• **Task item**
Return the lines from the start of the data through the line with "A user runs". Include both of those lines and no others.

• **Supplied data**
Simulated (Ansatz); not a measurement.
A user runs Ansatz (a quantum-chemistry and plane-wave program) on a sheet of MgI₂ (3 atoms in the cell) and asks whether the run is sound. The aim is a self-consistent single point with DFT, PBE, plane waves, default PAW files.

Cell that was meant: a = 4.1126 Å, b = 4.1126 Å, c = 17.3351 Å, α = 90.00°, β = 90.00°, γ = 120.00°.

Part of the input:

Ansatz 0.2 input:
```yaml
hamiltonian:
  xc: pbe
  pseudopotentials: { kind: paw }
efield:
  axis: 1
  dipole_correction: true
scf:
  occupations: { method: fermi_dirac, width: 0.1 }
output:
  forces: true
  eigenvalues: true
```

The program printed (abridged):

• **Problem solution**
Simulated (Ansatz); not a measurement.
A user runs Ansatz (a quantum-chemistry and plane-wave program) on a sheet of MgI₂ (3 atoms in the cell) and asks whether the run is sound. The aim is a self-consistent single point with DFT, PBE, plane waves, default PAW files.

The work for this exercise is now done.